○ ○ ○ ○
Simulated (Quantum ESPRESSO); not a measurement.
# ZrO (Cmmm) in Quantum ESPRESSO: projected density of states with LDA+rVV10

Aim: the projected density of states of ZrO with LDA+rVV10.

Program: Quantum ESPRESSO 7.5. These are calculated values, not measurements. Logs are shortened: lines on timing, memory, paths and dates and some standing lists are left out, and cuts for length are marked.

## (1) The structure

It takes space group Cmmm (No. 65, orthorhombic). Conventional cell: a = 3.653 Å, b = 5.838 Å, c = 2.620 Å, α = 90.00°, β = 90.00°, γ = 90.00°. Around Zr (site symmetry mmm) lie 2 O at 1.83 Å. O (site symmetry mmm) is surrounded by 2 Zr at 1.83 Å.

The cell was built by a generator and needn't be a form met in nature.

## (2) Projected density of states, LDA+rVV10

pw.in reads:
○ ○ ○ ○

Exercise:
With nothing added or dropped, write out every entry.

Written response:
Simulated (Quantum ESPRESSO); not a measurement.
# ZrO (Cmmm) in Quantum ESPRESSO: projected density of states with LDA+rVV10

Aim: the projected density of states of ZrO with LDA+rVV10.

Program: Quantum ESPRESSO 7.5. These are calculated values, not measurements. Logs are shortened: lines on timing, memory, paths and dates and some standing lists are left out, and cuts for length are marked.

## (1) The structure

It takes space group Cmmm (No. 65, orthorhombic). Conventional cell: a = 3.653 Å, b = 5.838 Å, c = 2.620 Å, α = 90.00°, β = 90.00°, γ = 90.00°. Around Zr (site symmetry mmm) lie 2 O at 1.83 Å. O (site symmetry mmm) is surrounded by 2 Zr at 1.83 Å.

The cell was built by a generator and needn't be a form met in nature.

## (2) Projected density of states, LDA+rVV10

pw.in reads:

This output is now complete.